Excerpted records:
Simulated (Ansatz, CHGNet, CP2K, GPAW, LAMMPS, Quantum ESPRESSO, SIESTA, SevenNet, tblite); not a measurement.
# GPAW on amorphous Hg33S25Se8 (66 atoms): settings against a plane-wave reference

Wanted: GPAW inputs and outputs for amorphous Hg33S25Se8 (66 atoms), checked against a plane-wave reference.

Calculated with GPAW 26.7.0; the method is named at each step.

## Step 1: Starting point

Requirement:
Nothing should be dropped: transcribe all the material exactly.

Response box:
Simulated (Ansatz, CHGNet, CP2K, GPAW, LAMMPS, Quantum ESPRESSO, SIESTA, SevenNet, tblite); not a measurement.
# GPAW on amorphous Hg33S25Se8 (66 atoms): settings against a plane-wave reference

Wanted: GPAW inputs and outputs for amorphous Hg33S25Se8 (66 atoms), checked against a plane-wave reference.

Calculated with GPAW 26.7.0; the method is named at each step.

## Step 1: Starting point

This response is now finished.